• Dataset records:
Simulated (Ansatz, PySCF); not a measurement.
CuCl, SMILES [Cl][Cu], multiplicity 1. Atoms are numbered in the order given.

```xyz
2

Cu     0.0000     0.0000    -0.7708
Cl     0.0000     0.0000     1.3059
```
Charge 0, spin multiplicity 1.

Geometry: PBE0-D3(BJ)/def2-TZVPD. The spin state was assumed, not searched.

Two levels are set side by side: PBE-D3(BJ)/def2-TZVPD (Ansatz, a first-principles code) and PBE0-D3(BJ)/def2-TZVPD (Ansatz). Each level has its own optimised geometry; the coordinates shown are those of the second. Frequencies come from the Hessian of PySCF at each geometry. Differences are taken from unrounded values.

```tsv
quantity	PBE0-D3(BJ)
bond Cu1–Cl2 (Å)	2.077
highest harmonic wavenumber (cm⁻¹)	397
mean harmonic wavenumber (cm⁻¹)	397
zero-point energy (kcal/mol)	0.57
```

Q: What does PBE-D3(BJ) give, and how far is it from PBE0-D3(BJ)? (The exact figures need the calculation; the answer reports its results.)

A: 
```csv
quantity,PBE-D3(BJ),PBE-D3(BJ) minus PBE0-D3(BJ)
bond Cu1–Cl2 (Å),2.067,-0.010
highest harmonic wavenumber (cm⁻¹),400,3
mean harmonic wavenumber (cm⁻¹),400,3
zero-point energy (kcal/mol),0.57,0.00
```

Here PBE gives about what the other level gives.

• Work instruction: Please write out the entries above in full, exactly as they read.

• Written reply:
Simulated (Ansatz, PySCF); not a measurement.
CuCl, SMILES [Cl][Cu], multiplicity 1. Atoms are numbered in the order given.

```xyz
2

Cu     0.0000     0.0000    -0.7708
Cl     0.0000     0.0000     1.3059
```
Charge 0, spin multiplicity 1.

Geometry: PBE0-D3(BJ)/def2-TZVPD. The spin state was assumed, not searched.

Two levels are set side by side: PBE-D3(BJ)/def2-TZVPD (Ansatz, a first-principles code) and PBE0-D3(BJ)/def2-TZVPD (Ansatz). Each level has its own optimised geometry; the coordinates shown are those of the second. Frequencies come from the Hessian of PySCF at each geometry. Differences are taken from unrounded values.

```tsv
quantity	PBE0-D3(BJ)
bond Cu1–Cl2 (Å)	2.077
highest harmonic wavenumber (cm⁻¹)	397
mean harmonic wavenumber (cm⁻¹)	397
zero-point energy (kcal/mol)	0.57
```

Q: What does PBE-D3(BJ) give, and how far is it from PBE0-D3(BJ)? (The exact figures need the calculation; the answer reports its results.)

A: 
```csv
quantity,PBE-D3(BJ),PBE-D3(BJ) minus PBE0-D3(BJ)
bond Cu1–Cl2 (Å),2.067,-0.010
highest harmonic wavenumber (cm⁻¹),400,3
mean harmonic wavenumber (cm⁻¹),400,3
zero-point energy (kcal/mol),0.57,0.00
```

Here PBE gives about what the other level gives.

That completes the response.